::::::::::

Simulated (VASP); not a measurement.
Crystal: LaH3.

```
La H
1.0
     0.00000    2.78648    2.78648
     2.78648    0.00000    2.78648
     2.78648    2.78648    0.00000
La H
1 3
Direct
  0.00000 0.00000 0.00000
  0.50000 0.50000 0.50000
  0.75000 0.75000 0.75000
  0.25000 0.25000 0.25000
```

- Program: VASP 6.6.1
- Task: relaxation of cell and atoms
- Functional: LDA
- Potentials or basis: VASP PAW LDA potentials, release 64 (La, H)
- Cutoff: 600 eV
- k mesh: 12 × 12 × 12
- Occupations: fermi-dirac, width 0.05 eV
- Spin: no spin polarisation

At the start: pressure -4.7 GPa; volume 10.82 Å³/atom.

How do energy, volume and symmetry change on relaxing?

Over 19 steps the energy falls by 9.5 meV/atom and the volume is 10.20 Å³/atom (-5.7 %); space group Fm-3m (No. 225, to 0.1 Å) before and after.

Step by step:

::::::::::

ACTIVITY
Copy out only the lines running from the beginning of the data to the line with "Over 19 steps", both ends included.

WRITTEN RESPONSE
Simulated (VASP); not a measurement.
Crystal: LaH3.

```
La H
1.0
     0.00000    2.78648    2.78648
     2.78648    0.00000    2.78648
     2.78648    2.78648    0.00000
La H
1 3
Direct
  0.00000 0.00000 0.00000
  0.50000 0.50000 0.50000
  0.75000 0.75000 0.75000
  0.25000 0.25000 0.25000
```

- Program: VASP 6.6.1
- Task: relaxation of cell and atoms
- Functional: LDA
- Potentials or basis: VASP PAW LDA potentials, release 64 (La, H)
- Cutoff: 600 eV
- k mesh: 12 × 12 × 12
- Occupations: fermi-dirac, width 0.05 eV
- Spin: no spin polarisation

At the start: pressure -4.7 GPa; volume 10.82 Å³/atom.

How do energy, volume and symmetry change on relaxing?

Over 19 steps the energy falls by 9.5 meV/atom and the volume is 10.20 Å³/atom (-5.7 %); space group Fm-3m (No. 225, to 0.1 Å) before and after.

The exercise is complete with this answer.